» Brief:
Look below for the line containing "Alike in all"; from there through the line containing "A k mesh can", both lines included, please set down each line exactly and nothing else.

** Opening Provided information block **

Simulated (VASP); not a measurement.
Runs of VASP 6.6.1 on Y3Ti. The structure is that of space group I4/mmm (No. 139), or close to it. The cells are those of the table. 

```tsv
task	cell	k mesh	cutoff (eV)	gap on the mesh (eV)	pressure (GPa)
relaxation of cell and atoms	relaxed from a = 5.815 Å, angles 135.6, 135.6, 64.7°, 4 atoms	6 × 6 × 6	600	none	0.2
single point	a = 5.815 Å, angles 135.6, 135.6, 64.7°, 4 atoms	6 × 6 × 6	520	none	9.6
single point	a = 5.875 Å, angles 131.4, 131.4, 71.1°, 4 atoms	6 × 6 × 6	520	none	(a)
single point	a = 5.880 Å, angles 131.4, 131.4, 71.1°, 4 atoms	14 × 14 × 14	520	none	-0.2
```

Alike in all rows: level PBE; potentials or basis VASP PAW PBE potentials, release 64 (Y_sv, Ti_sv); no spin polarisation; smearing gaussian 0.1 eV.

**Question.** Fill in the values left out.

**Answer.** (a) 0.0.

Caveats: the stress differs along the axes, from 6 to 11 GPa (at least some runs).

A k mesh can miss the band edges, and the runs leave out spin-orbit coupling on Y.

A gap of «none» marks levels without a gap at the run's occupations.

** Closing Provided information block **

» Written solution:
Alike in all rows: level PBE; potentials or basis VASP PAW PBE potentials, release 64 (Y_sv, Ti_sv); no spin polarisation; smearing gaussian 0.1 eV.

**Question.** Fill in the values left out.

**Answer.** (a) 0.0.

Caveats: the stress differs along the axes, from 6 to 11 GPa (at least some runs).

A k mesh can miss the band edges, and the runs leave out spin-orbit coupling on Y.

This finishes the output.